[LISTED RECORDS]

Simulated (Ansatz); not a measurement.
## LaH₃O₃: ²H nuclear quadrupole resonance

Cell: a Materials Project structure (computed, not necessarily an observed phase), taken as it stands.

[/LISTED RECORDS]

§ WORK TASK
Each line of the listing is to be output verbatim.

§ ANSWER BOX
Simulated (Ansatz); not a measurement.
## LaH₃O₃: ²H nuclear quadrupole resonance

Cell: a Materials Project structure (computed, not necessarily an observed phase), taken as it stands.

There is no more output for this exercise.